#### WORK ITEM
Output only the lines below that start at the line containing "These are equilibrium" and end at the line containing "Task: At 1477", with both ends kept.

[DATA RECORDS Boundary: Start]
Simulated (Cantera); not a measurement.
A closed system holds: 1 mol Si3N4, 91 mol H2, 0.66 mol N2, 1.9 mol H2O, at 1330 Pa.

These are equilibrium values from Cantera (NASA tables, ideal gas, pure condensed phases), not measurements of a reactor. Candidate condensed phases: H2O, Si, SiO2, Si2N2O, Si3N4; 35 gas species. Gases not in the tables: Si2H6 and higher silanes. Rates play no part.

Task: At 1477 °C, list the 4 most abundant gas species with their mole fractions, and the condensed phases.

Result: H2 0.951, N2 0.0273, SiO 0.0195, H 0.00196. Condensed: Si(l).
[DATA RECORDS Boundary: End]

#### TASK ANSWER
These are equilibrium values from Cantera (NASA tables, ideal gas, pure condensed phases), not measurements of a reactor. Candidate condensed phases: H2O, Si, SiO2, Si2N2O, Si3N4; 35 gas species. Gases not in the tables: Si2H6 and higher silanes. Rates play no part.

Task: At 1477 °C, list the 4 most abundant gas species with their mole fractions, and the condensed phases.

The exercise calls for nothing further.